⟨

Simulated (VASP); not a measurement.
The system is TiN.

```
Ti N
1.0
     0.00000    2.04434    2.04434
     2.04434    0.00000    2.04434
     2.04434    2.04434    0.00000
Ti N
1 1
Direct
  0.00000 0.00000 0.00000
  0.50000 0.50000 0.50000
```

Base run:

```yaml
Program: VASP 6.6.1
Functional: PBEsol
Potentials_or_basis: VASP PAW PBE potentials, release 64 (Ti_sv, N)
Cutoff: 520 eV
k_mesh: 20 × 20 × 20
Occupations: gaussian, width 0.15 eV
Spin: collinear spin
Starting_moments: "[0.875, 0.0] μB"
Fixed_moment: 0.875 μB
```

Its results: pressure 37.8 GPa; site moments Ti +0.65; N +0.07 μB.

⟩

:: Requirement ::
Please restate the material above exactly, line by line.

:: Written solution ::
Simulated (VASP); not a measurement.
The system is TiN.

```
Ti N
1.0
     0.00000    2.04434    2.04434
     2.04434    0.00000    2.04434
     2.04434    2.04434    0.00000
Ti N
1 1
Direct
  0.00000 0.00000 0.00000
  0.50000 0.50000 0.50000
```

Base run:

```yaml
Program: VASP 6.6.1
Functional: PBEsol
Potentials_or_basis: VASP PAW PBE potentials, release 64 (Ti_sv, N)
Cutoff: 520 eV
k_mesh: 20 × 20 × 20
Occupations: gaussian, width 0.15 eV
Spin: collinear spin
Starting_moments: "[0.875, 0.0] μB"
Fixed_moment: 0.875 μB
```

Its results: pressure 37.8 GPa; site moments Ti +0.65; N +0.07 μB.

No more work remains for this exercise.